- Work instruction -
Write out every line of the data below exactly as given.

- Extracted material -
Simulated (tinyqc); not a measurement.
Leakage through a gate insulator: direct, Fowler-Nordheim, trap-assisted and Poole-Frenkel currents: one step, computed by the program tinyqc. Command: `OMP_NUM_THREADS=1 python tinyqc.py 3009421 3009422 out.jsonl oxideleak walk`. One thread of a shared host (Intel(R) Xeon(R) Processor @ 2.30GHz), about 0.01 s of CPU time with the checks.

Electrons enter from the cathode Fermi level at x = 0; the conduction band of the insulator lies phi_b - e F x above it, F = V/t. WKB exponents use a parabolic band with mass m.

- Written response -
Simulated (tinyqc); not a measurement.
Leakage through a gate insulator: direct, Fowler-Nordheim, trap-assisted and Poole-Frenkel currents: one step, computed by the program tinyqc. Command: `OMP_NUM_THREADS=1 python tinyqc.py 3009421 3009422 out.jsonl oxideleak walk`. One thread of a shared host (Intel(R) Xeon(R) Processor @ 2.30GHz), about 0.01 s of CPU time with the checks.

Electrons enter from the cathode Fermi level at x = 0; the conduction band of the insulator lies phi_b - e F x above it, F = V/t. WKB exponents use a parabolic band with mass m.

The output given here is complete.